(DATASET EXTRACT begins)
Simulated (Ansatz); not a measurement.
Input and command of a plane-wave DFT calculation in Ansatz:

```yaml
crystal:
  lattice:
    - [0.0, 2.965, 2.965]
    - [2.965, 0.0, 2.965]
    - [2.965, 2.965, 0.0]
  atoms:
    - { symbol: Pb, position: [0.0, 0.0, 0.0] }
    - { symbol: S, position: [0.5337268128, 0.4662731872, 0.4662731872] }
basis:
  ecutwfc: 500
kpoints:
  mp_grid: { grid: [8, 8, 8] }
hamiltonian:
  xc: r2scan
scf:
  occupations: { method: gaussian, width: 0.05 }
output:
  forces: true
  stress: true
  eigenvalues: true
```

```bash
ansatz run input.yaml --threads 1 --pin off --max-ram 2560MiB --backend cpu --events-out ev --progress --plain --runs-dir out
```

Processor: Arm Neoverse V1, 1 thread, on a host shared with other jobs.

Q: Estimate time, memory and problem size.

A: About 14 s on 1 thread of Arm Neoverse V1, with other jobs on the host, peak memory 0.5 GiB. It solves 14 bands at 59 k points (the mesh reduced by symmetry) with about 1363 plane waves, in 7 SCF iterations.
(DATASET EXTRACT ends)

### ASSIGNMENT
With nothing added or dropped, retype the listing above.

### TASK SOLUTION
Simulated (Ansatz); not a measurement.
Input and command of a plane-wave DFT calculation in Ansatz:

```yaml
crystal:
  lattice:
    - [0.0, 2.965, 2.965]
    - [2.965, 0.0, 2.965]
    - [2.965, 2.965, 0.0]
  atoms:
    - { symbol: Pb, position: [0.0, 0.0, 0.0] }
    - { symbol: S, position: [0.5337268128, 0.4662731872, 0.4662731872] }
basis:
  ecutwfc: 500
kpoints:
  mp_grid: { grid: [8, 8, 8] }
hamiltonian:
  xc: r2scan
scf:
  occupations: { method: gaussian, width: 0.05 }
output:
  forces: true
  stress: true
  eigenvalues: true
```

```bash
ansatz run input.yaml --threads 1 --pin off --max-ram 2560MiB --backend cpu --events-out ev --progress --plain --runs-dir out
```

Processor: Arm Neoverse V1, 1 thread, on a host shared with other jobs.

Q: Estimate time, memory and problem size.

A: About 14 s on 1 thread of Arm Neoverse V1, with other jobs on the host, peak memory 0.5 GiB. It solves 14 bands at 59 k points (the mesh reduced by symmetry) with about 1363 plane waves, in 7 SCF iterations.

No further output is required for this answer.